## Listed entries
↓
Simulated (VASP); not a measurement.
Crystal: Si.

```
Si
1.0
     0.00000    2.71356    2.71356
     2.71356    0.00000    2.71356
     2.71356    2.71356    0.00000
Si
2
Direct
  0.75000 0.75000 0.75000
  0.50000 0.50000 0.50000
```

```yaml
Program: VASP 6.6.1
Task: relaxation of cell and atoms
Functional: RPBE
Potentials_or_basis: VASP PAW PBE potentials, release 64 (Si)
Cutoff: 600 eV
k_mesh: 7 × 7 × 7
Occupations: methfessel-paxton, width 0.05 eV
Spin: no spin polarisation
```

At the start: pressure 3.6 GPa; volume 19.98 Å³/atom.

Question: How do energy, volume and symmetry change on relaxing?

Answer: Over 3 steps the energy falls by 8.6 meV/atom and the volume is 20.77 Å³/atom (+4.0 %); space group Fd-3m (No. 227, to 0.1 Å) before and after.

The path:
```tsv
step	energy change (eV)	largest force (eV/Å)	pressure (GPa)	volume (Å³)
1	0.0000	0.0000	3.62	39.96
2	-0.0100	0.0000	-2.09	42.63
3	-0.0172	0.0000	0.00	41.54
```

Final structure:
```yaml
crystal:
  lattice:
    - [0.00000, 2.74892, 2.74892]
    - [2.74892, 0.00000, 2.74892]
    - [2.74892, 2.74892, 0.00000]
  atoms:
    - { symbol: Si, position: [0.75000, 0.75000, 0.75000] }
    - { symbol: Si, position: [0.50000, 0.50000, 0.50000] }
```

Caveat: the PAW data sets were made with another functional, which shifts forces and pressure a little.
↑

## Action item
Restate the material word for word, but only from its first line through the line containing "Answer: Over 3".

## Task result
Simulated (VASP); not a measurement.
Crystal: Si.

```
Si
1.0
     0.00000    2.71356    2.71356
     2.71356    0.00000    2.71356
     2.71356    2.71356    0.00000
Si
2
Direct
  0.75000 0.75000 0.75000
  0.50000 0.50000 0.50000
```

```yaml
Program: VASP 6.6.1
Task: relaxation of cell and atoms
Functional: RPBE
Potentials_or_basis: VASP PAW PBE potentials, release 64 (Si)
Cutoff: 600 eV
k_mesh: 7 × 7 × 7
Occupations: methfessel-paxton, width 0.05 eV
Spin: no spin polarisation
```

At the start: pressure 3.6 GPa; volume 19.98 Å³/atom.

Question: How do energy, volume and symmetry change on relaxing?

Answer: Over 3 steps the energy falls by 8.6 meV/atom and the volume is 20.77 Å³/atom (+4.0 %); space group Fd-3m (No. 227, to 0.1 Å) before and after.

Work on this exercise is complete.